## Provided data
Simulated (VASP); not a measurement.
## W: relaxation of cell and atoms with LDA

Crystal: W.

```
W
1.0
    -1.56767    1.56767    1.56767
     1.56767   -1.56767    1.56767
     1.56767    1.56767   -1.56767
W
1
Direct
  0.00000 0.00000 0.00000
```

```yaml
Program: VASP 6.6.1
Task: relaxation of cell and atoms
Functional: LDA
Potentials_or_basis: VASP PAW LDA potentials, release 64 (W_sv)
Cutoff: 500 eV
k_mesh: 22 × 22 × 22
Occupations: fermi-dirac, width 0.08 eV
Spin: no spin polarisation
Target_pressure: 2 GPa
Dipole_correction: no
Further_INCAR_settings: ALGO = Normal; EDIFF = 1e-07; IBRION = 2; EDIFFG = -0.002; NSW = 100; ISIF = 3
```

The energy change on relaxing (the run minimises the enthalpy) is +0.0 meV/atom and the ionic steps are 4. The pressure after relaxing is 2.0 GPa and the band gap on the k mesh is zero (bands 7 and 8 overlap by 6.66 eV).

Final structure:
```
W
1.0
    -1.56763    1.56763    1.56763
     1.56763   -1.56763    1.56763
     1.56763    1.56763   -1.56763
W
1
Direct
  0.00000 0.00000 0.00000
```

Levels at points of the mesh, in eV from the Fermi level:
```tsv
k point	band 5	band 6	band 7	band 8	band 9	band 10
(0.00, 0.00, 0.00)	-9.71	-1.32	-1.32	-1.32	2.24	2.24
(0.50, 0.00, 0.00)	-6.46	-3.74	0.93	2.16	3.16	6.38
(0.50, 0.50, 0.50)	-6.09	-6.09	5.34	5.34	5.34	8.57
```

## Task item
Every line above is to be transcribed exactly, with nothing missed.

## Answer section
Simulated (VASP); not a measurement.
## W: relaxation of cell and atoms with LDA

Crystal: W.

```
W
1.0
    -1.56767    1.56767    1.56767
     1.56767   -1.56767    1.56767
     1.56767    1.56767   -1.56767
W
1
Direct
  0.00000 0.00000 0.00000
```

```yaml
Program: VASP 6.6.1
Task: relaxation of cell and atoms
Functional: LDA
Potentials_or_basis: VASP PAW LDA potentials, release 64 (W_sv)
Cutoff: 500 eV
k_mesh: 22 × 22 × 22
Occupations: fermi-dirac, width 0.08 eV
Spin: no spin polarisation
Target_pressure: 2 GPa
Dipole_correction: no
Further_INCAR_settings: ALGO = Normal; EDIFF = 1e-07; IBRION = 2; EDIFFG = -0.002; NSW = 100; ISIF = 3
```

The energy change on relaxing (the run minimises the enthalpy) is +0.0 meV/atom and the ionic steps are 4. The pressure after relaxing is 2.0 GPa and the band gap on the k mesh is zero (bands 7 and 8 overlap by 6.66 eV).

Final structure:
```
W
1.0
    -1.56763    1.56763    1.56763
     1.56763   -1.56763    1.56763
     1.56763    1.56763   -1.56763
W
1
Direct
  0.00000 0.00000 0.00000
```

Levels at points of the mesh, in eV from the Fermi level:
```tsv
k point	band 5	band 6	band 7	band 8	band 9	band 10
(0.00, 0.00, 0.00)	-9.71	-1.32	-1.32	-1.32	2.24	2.24
(0.50, 0.00, 0.00)	-6.46	-3.74	0.93	2.16	3.16	6.38
(0.50, 0.50, 0.50)	-6.09	-6.09	5.34	5.34	5.34	8.57
```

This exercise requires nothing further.